(Source material Opens)

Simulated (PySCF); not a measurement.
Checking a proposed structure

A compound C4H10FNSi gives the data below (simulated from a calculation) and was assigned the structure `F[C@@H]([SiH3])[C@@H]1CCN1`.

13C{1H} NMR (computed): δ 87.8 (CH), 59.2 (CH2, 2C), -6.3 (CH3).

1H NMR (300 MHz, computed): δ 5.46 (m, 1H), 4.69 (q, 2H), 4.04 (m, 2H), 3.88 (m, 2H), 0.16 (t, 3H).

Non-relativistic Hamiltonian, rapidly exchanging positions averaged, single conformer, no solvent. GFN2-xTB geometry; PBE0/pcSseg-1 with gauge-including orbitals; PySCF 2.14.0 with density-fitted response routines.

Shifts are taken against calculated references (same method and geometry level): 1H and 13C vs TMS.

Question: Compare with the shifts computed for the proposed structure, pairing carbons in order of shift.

(Source material Closes)

Requirement. Using the data above, extract exactly the lines from the one that holds "2C), -6.3 (CH3)." to the one that holds "1H NMR (300", both ends included, and no others.

Exercise response.
13C{1H} NMR (computed): δ 87.8 (CH), 59.2 (CH2, 2C), -6.3 (CH3).

1H NMR (300 MHz, computed): δ 5.46 (m, 1H), 4.69 (q, 2H), 4.04 (m, 2H), 3.88 (m, 2H), 0.16 (t, 3H).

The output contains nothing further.